- [WORK REQUEST] The records below must be retyped exactly.

- [LISTED ENTRIES]
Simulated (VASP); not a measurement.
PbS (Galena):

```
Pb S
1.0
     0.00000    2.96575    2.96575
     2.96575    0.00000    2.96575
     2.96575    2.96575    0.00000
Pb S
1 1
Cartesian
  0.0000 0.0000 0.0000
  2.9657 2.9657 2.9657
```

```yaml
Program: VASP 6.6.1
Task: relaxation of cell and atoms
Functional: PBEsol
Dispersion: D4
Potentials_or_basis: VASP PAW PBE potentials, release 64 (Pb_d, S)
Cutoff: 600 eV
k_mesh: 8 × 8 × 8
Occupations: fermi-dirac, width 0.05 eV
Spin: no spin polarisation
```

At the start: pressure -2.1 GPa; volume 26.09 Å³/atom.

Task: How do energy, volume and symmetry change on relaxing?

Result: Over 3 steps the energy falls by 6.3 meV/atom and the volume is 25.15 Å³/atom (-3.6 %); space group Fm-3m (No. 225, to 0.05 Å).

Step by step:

- [ANSWER AREA]
Simulated (VASP); not a measurement.
PbS (Galena):

```
Pb S
1.0
     0.00000    2.96575    2.96575
     2.96575    0.00000    2.96575
     2.96575    2.96575    0.00000
Pb S
1 1
Cartesian
  0.0000 0.0000 0.0000
  2.9657 2.9657 2.9657
```

```yaml
Program: VASP 6.6.1
Task: relaxation of cell and atoms
Functional: PBEsol
Dispersion: D4
Potentials_or_basis: VASP PAW PBE potentials, release 64 (Pb_d, S)
Cutoff: 600 eV
k_mesh: 8 × 8 × 8
Occupations: fermi-dirac, width 0.05 eV
Spin: no spin polarisation
```

At the start: pressure -2.1 GPa; volume 26.09 Å³/atom.

Task: How do energy, volume and symmetry change on relaxing?

Result: Over 3 steps the energy falls by 6.3 meV/atom and the volume is 25.15 Å³/atom (-3.6 %); space group Fm-3m (No. 225, to 0.05 Å).

Step by step:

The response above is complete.